SUPPLIED DATA:
%%

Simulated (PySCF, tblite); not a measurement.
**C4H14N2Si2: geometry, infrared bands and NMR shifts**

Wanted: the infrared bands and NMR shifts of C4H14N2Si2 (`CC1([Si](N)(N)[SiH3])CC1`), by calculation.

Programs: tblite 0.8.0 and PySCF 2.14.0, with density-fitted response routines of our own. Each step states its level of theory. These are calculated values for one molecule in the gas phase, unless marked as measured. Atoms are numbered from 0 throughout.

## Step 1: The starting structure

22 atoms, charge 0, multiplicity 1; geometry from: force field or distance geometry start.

%%

ACTIVITY:
Repeat every record, exactly as written.

WORKED SOLUTION:
Simulated (PySCF, tblite); not a measurement.
**C4H14N2Si2: geometry, infrared bands and NMR shifts**

Wanted: the infrared bands and NMR shifts of C4H14N2Si2 (`CC1([Si](N)(N)[SiH3])CC1`), by calculation.

Programs: tblite 0.8.0 and PySCF 2.14.0, with density-fitted response routines of our own. Each step states its level of theory. These are calculated values for one molecule in the gas phase, unless marked as measured. Atoms are numbered from 0 throughout.

## Step 1: The starting structure

22 atoms, charge 0, multiplicity 1; geometry from: force field or distance geometry start.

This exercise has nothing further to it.